>>>>>

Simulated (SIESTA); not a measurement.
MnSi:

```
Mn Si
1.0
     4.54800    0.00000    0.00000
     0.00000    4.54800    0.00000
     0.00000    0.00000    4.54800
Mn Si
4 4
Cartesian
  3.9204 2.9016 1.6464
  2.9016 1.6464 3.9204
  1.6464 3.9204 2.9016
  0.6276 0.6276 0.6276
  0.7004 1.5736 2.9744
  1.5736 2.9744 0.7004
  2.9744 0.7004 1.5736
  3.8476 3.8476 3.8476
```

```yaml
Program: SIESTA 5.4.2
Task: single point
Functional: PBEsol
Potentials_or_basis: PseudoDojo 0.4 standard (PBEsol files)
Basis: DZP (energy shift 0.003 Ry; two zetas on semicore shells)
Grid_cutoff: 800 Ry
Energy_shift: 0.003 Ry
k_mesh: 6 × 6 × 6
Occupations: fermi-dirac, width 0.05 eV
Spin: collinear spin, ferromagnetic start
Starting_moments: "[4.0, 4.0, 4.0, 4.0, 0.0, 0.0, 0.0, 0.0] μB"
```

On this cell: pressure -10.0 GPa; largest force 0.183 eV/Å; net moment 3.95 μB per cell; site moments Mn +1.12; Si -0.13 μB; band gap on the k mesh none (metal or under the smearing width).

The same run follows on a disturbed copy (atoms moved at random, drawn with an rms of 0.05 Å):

<<<<<

**ASSIGNMENT**
However many lines the data holds, return each one exactly.

**SOLUTION**
Simulated (SIESTA); not a measurement.
MnSi:

```
Mn Si
1.0
     4.54800    0.00000    0.00000
     0.00000    4.54800    0.00000
     0.00000    0.00000    4.54800
Mn Si
4 4
Cartesian
  3.9204 2.9016 1.6464
  2.9016 1.6464 3.9204
  1.6464 3.9204 2.9016
  0.6276 0.6276 0.6276
  0.7004 1.5736 2.9744
  1.5736 2.9744 0.7004
  2.9744 0.7004 1.5736
  3.8476 3.8476 3.8476
```

```yaml
Program: SIESTA 5.4.2
Task: single point
Functional: PBEsol
Potentials_or_basis: PseudoDojo 0.4 standard (PBEsol files)
Basis: DZP (energy shift 0.003 Ry; two zetas on semicore shells)
Grid_cutoff: 800 Ry
Energy_shift: 0.003 Ry
k_mesh: 6 × 6 × 6
Occupations: fermi-dirac, width 0.05 eV
Spin: collinear spin, ferromagnetic start
Starting_moments: "[4.0, 4.0, 4.0, 4.0, 0.0, 0.0, 0.0, 0.0] μB"
```

On this cell: pressure -10.0 GPa; largest force 0.183 eV/Å; net moment 3.95 μB per cell; site moments Mn +1.12; Si -0.13 μB; band gap on the k mesh none (metal or under the smearing width).

The same run follows on a disturbed copy (atoms moved at random, drawn with an rms of 0.05 Å):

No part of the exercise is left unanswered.